Action item - Restate the following entries exactly, including every line.

:: Material supplied

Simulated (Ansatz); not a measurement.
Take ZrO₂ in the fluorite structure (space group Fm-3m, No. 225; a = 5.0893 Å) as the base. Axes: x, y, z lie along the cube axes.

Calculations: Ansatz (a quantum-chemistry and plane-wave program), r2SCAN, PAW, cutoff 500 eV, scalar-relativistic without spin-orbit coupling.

::::

Solution -
Simulated (Ansatz); not a measurement.
Take ZrO₂ in the fluorite structure (space group Fm-3m, No. 225; a = 5.0893 Å) as the base. Axes: x, y, z lie along the cube axes.

Calculations: Ansatz (a quantum-chemistry and plane-wave program), r2SCAN, PAW, cutoff 500 eV, scalar-relativistic without spin-orbit coupling.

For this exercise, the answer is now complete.